WORK REQUEST: Return every line of the data exactly as it appears.

%%

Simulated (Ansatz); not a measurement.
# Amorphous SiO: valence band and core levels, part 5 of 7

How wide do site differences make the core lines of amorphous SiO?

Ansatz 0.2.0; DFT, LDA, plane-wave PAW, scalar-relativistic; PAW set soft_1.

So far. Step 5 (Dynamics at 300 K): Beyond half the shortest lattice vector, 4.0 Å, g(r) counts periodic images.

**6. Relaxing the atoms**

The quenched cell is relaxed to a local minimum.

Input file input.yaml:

%%

RESPONSE:
Simulated (Ansatz); not a measurement.
# Amorphous SiO: valence band and core levels, part 5 of 7

How wide do site differences make the core lines of amorphous SiO?

Ansatz 0.2.0; DFT, LDA, plane-wave PAW, scalar-relativistic; PAW set soft_1.

So far. Step 5 (Dynamics at 300 K): Beyond half the shortest lattice vector, 4.0 Å, g(r) counts periodic images.

**6. Relaxing the atoms**

The quenched cell is relaxed to a local minimum.

Input file input.yaml:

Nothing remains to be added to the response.